__Required action__: Look at the entries below and restate word for word the lines from the first through the one that has "Q: How do energy, volume".

__Data section__:
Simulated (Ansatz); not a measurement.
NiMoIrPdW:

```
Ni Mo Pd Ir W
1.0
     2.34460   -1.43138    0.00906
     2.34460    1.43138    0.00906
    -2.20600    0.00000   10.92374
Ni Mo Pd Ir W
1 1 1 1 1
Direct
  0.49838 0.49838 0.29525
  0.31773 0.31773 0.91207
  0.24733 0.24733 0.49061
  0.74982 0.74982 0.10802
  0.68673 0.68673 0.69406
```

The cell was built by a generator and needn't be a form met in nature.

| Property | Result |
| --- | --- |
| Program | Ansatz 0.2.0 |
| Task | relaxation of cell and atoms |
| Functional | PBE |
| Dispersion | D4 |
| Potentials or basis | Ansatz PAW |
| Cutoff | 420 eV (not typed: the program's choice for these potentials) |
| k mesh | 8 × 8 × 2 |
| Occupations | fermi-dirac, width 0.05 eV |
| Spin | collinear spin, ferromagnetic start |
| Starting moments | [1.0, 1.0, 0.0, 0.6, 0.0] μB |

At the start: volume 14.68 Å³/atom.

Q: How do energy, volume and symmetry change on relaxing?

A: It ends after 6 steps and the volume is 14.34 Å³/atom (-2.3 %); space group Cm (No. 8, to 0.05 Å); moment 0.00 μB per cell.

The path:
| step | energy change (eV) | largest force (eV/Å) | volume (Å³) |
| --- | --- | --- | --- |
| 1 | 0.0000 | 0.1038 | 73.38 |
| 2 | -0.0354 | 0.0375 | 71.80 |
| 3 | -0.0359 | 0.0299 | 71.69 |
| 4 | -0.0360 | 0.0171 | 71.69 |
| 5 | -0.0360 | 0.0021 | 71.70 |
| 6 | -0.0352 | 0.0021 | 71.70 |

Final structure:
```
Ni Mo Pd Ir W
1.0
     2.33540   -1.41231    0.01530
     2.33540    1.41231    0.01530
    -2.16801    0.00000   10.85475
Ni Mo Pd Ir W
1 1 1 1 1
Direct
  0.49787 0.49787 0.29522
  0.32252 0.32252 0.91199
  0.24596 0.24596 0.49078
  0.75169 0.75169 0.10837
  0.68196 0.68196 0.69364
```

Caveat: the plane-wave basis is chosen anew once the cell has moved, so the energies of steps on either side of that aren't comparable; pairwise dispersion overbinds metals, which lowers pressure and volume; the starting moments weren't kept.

__Task output__:
Simulated (Ansatz); not a measurement.
NiMoIrPdW:

```
Ni Mo Pd Ir W
1.0
     2.34460   -1.43138    0.00906
     2.34460    1.43138    0.00906
    -2.20600    0.00000   10.92374
Ni Mo Pd Ir W
1 1 1 1 1
Direct
  0.49838 0.49838 0.29525
  0.31773 0.31773 0.91207
  0.24733 0.24733 0.49061
  0.74982 0.74982 0.10802
  0.68673 0.68673 0.69406
```

The cell was built by a generator and needn't be a form met in nature.

| Property | Result |
| --- | --- |
| Program | Ansatz 0.2.0 |
| Task | relaxation of cell and atoms |
| Functional | PBE |
| Dispersion | D4 |
| Potentials or basis | Ansatz PAW |
| Cutoff | 420 eV (not typed: the program's choice for these potentials) |
| k mesh | 8 × 8 × 2 |
| Occupations | fermi-dirac, width 0.05 eV |
| Spin | collinear spin, ferromagnetic start |
| Starting moments | [1.0, 1.0, 0.0, 0.6, 0.0] μB |

At the start: volume 14.68 Å³/atom.

Q: How do energy, volume and symmetry change on relaxing?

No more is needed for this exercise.